Work instruction: Output the records below again, precisely as they are written.

=== Section Start ===

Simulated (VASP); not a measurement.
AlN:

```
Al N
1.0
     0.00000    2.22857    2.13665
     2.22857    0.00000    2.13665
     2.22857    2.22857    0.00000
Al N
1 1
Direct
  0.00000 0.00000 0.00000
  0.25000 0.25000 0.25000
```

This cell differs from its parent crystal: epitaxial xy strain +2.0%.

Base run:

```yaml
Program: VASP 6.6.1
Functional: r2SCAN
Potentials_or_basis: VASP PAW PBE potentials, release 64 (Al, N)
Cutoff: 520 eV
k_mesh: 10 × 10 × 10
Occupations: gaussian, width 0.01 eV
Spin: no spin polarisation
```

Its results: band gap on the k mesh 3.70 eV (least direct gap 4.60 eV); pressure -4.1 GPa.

=== Section End ===

Exercise result:
Simulated (VASP); not a measurement.
AlN:

```
Al N
1.0
     0.00000    2.22857    2.13665
     2.22857    0.00000    2.13665
     2.22857    2.22857    0.00000
Al N
1 1
Direct
  0.00000 0.00000 0.00000
  0.25000 0.25000 0.25000
```

This cell differs from its parent crystal: epitaxial xy strain +2.0%.

Base run:

```yaml
Program: VASP 6.6.1
Functional: r2SCAN
Potentials_or_basis: VASP PAW PBE potentials, release 64 (Al, N)
Cutoff: 520 eV
k_mesh: 10 × 10 × 10
Occupations: gaussian, width 0.01 eV
Spin: no spin polarisation
```

Its results: band gap on the k mesh 3.70 eV (least direct gap 4.60 eV); pressure -4.1 GPa.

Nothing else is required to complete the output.